▶ **MATERIAL SUPPLIED**
★ ★ ★

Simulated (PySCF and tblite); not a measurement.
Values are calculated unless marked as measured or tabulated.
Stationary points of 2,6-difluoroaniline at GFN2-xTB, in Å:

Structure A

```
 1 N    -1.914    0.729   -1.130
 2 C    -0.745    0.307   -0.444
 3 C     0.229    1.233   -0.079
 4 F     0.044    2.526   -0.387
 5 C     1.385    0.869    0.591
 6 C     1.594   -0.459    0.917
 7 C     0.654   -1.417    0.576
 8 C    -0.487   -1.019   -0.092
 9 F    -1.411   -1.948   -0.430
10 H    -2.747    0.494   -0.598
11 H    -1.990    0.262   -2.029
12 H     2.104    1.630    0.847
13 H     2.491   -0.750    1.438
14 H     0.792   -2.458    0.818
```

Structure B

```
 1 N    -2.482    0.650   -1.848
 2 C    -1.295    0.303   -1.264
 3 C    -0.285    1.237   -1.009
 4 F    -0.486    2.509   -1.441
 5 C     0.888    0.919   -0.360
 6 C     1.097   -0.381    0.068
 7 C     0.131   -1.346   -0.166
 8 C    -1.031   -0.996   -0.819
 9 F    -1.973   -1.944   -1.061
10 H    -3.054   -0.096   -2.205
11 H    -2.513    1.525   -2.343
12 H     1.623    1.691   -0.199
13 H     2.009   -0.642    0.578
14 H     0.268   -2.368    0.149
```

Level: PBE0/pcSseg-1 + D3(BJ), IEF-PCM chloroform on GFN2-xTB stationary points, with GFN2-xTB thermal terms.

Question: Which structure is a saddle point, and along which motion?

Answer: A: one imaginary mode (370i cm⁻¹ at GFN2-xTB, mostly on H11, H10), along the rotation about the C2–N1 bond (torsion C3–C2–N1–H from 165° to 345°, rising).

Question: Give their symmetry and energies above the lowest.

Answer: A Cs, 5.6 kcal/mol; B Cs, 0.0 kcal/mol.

★ ★ ★

▶ **TASK ITEM**
For this exercise, please output exactly the lines above starting at the line with "Structure A" and ending at the line with "Question: Give their", ends included.

▶ **YOUR SOLUTION**
Structure A

```
 1 N    -1.914    0.729   -1.130
 2 C    -0.745    0.307   -0.444
 3 C     0.229    1.233   -0.079
 4 F     0.044    2.526   -0.387
 5 C     1.385    0.869    0.591
 6 C     1.594   -0.459    0.917
 7 C     0.654   -1.417    0.576
 8 C    -0.487   -1.019   -0.092
 9 F    -1.411   -1.948   -0.430
10 H    -2.747    0.494   -0.598
11 H    -1.990    0.262   -2.029
12 H     2.104    1.630    0.847
13 H     2.491   -0.750    1.438
14 H     0.792   -2.458    0.818
```

Structure B

```
 1 N    -2.482    0.650   -1.848
 2 C    -1.295    0.303   -1.264
 3 C    -0.285    1.237   -1.009
 4 F    -0.486    2.509   -1.441
 5 C     0.888    0.919   -0.360
 6 C     1.097   -0.381    0.068
 7 C     0.131   -1.346   -0.166
 8 C    -1.031   -0.996   -0.819
 9 F    -1.973   -1.944   -1.061
10 H    -3.054   -0.096   -2.205
11 H    -2.513    1.525   -2.343
12 H     1.623    1.691   -0.199
13 H     2.009   -0.642    0.578
14 H     0.268   -2.368    0.149
```

Level: PBE0/pcSseg-1 + D3(BJ), IEF-PCM chloroform on GFN2-xTB stationary points, with GFN2-xTB thermal terms.

Question: Which structure is a saddle point, and along which motion?

Answer: A: one imaginary mode (370i cm⁻¹ at GFN2-xTB, mostly on H11, H10), along the rotation about the C2–N1 bond (torsion C3–C2–N1–H from 165° to 345°, rising).

Question: Give their symmetry and energies above the lowest.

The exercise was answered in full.